** Work order **
Restate all the data exactly, so that each line is the same as before.

** Supplied material **
■ ■ ■

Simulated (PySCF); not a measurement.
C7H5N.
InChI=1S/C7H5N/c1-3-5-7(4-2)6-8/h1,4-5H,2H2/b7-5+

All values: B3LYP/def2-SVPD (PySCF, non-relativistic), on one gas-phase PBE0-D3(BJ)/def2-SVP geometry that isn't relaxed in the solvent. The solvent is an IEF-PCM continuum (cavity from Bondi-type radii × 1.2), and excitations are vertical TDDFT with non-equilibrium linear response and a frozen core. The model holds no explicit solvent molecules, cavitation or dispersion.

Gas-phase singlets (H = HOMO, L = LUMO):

■ ■ ■

** Solution **
Simulated (PySCF); not a measurement.
C7H5N.
InChI=1S/C7H5N/c1-3-5-7(4-2)6-8/h1,4-5H,2H2/b7-5+

All values: B3LYP/def2-SVPD (PySCF, non-relativistic), on one gas-phase PBE0-D3(BJ)/def2-SVP geometry that isn't relaxed in the solvent. The solvent is an IEF-PCM continuum (cavity from Bondi-type radii × 1.2), and excitations are vertical TDDFT with non-equilibrium linear response and a frozen core. The model holds no explicit solvent molecules, cavitation or dispersion.

Gas-phase singlets (H = HOMO, L = LUMO):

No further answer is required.